**Activity:** Return the complete listing that follows, with each line reproduced exactly.

**Extracted material:**
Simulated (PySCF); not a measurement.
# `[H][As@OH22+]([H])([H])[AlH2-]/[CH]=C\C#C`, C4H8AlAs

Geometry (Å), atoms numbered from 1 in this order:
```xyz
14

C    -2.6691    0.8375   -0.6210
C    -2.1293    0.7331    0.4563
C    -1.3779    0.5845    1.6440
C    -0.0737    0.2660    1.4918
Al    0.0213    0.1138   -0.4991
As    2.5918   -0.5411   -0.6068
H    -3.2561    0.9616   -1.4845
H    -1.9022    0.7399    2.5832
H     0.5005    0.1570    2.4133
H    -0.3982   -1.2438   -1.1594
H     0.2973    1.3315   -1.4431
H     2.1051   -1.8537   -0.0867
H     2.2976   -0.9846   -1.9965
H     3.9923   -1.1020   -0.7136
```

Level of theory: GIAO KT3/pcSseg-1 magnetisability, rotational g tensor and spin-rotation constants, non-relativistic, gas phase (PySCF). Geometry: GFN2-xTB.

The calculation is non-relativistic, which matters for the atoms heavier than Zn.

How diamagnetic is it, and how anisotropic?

**Written solution:**
Simulated (PySCF); not a measurement.
# `[H][As@OH22+]([H])([H])[AlH2-]/[CH]=C\C#C`, C4H8AlAs

Geometry (Å), atoms numbered from 1 in this order:
```xyz
14

C    -2.6691    0.8375   -0.6210
C    -2.1293    0.7331    0.4563
C    -1.3779    0.5845    1.6440
C    -0.0737    0.2660    1.4918
Al    0.0213    0.1138   -0.4991
As    2.5918   -0.5411   -0.6068
H    -3.2561    0.9616   -1.4845
H    -1.9022    0.7399    2.5832
H     0.5005    0.1570    2.4133
H    -0.3982   -1.2438   -1.1594
H     0.2973    1.3315   -1.4431
H     2.1051   -1.8537   -0.0867
H     2.2976   -0.9846   -1.9965
H     3.9923   -1.1020   -0.7136
```

Level of theory: GIAO KT3/pcSseg-1 magnetisability, rotational g tensor and spin-rotation constants, non-relativistic, gas phase (PySCF). Geometry: GFN2-xTB.

The calculation is non-relativistic, which matters for the atoms heavier than Zn.

How diamagnetic is it, and how anisotropic?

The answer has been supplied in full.